- Extracted entries -
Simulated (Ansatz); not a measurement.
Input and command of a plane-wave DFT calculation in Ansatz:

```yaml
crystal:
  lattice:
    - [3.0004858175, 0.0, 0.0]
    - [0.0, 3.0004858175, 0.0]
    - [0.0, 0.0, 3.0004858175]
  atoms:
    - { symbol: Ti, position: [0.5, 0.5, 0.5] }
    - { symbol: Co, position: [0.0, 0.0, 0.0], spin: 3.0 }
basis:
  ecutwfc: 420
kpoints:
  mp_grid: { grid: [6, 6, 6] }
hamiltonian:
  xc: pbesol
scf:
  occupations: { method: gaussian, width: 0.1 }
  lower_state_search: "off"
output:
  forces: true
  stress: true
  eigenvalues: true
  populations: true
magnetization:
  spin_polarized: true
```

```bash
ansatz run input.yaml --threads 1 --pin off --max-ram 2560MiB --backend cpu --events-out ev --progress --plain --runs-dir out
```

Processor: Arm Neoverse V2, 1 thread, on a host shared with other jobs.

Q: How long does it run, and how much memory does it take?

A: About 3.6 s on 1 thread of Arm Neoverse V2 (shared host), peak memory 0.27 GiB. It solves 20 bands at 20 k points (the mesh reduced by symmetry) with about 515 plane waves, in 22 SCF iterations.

- Assigned task -
Beginning with the very first line of the material, please return exactly each line down to and including the one with "Q: How long".

- Exercise response -
Simulated (Ansatz); not a measurement.
Input and command of a plane-wave DFT calculation in Ansatz:

```yaml
crystal:
  lattice:
    - [3.0004858175, 0.0, 0.0]
    - [0.0, 3.0004858175, 0.0]
    - [0.0, 0.0, 3.0004858175]
  atoms:
    - { symbol: Ti, position: [0.5, 0.5, 0.5] }
    - { symbol: Co, position: [0.0, 0.0, 0.0], spin: 3.0 }
basis:
  ecutwfc: 420
kpoints:
  mp_grid: { grid: [6, 6, 6] }
hamiltonian:
  xc: pbesol
scf:
  occupations: { method: gaussian, width: 0.1 }
  lower_state_search: "off"
output:
  forces: true
  stress: true
  eigenvalues: true
  populations: true
magnetization:
  spin_polarized: true
```

```bash
ansatz run input.yaml --threads 1 --pin off --max-ram 2560MiB --backend cpu --events-out ev --progress --plain --runs-dir out
```

Processor: Arm Neoverse V2, 1 thread, on a host shared with other jobs.

Q: How long does it run, and how much memory does it take?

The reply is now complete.